DATASET EXTRACT section start

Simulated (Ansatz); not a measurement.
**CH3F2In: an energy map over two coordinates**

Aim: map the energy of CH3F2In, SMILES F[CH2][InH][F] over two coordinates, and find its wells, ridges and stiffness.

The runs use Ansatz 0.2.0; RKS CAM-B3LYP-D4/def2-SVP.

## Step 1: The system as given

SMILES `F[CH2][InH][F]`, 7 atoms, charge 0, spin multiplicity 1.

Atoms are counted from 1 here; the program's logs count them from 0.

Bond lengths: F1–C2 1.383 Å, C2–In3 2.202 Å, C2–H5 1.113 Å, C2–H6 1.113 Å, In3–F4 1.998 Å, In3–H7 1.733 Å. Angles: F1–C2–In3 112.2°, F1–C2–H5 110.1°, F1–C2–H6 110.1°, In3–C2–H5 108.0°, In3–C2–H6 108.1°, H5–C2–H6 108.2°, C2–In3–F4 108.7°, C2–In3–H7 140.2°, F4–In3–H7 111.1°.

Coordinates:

DATASET EXTRACT section end

▶ [ACTION ITEM]: Once the line containing "## Step 1: The system as given" has been retyped, stop. Begin at the first line of the material and reproduce every line up to it exactly.

▶ [WRITTEN ANSWER]:
Simulated (Ansatz); not a measurement.
**CH3F2In: an energy map over two coordinates**

Aim: map the energy of CH3F2In, SMILES F[CH2][InH][F] over two coordinates, and find its wells, ridges and stiffness.

The runs use Ansatz 0.2.0; RKS CAM-B3LYP-D4/def2-SVP.

## Step 1: The system as given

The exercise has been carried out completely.